+ + + + + + +

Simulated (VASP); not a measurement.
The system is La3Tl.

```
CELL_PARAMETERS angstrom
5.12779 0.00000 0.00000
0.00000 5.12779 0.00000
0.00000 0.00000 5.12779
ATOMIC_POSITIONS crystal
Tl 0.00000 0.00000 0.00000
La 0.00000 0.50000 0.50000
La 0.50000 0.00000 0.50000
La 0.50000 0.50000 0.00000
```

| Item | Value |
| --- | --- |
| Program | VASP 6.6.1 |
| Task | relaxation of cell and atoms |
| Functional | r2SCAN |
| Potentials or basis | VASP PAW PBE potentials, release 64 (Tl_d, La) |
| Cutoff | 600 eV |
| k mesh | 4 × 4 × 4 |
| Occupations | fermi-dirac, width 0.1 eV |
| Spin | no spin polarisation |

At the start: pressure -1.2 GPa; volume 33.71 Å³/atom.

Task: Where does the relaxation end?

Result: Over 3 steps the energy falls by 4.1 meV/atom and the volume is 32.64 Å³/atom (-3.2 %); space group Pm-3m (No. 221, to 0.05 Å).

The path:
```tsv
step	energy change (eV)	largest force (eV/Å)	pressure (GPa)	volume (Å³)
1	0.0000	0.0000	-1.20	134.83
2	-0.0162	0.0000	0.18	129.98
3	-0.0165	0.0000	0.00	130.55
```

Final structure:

+ + + + + + +

- _WORK TASK_: Quote exactly the first line of the data and every line after it through the one holding "spin polarisation |".

- _RESPONSE BOX_:
Simulated (VASP); not a measurement.
The system is La3Tl.

```
CELL_PARAMETERS angstrom
5.12779 0.00000 0.00000
0.00000 5.12779 0.00000
0.00000 0.00000 5.12779
ATOMIC_POSITIONS crystal
Tl 0.00000 0.00000 0.00000
La 0.00000 0.50000 0.50000
La 0.50000 0.00000 0.50000
La 0.50000 0.50000 0.00000
```

| Item | Value |
| --- | --- |
| Program | VASP 6.6.1 |
| Task | relaxation of cell and atoms |
| Functional | r2SCAN |
| Potentials or basis | VASP PAW PBE potentials, release 64 (Tl_d, La) |
| Cutoff | 600 eV |
| k mesh | 4 × 4 × 4 |
| Occupations | fermi-dirac, width 0.1 eV |
| Spin | no spin polarisation |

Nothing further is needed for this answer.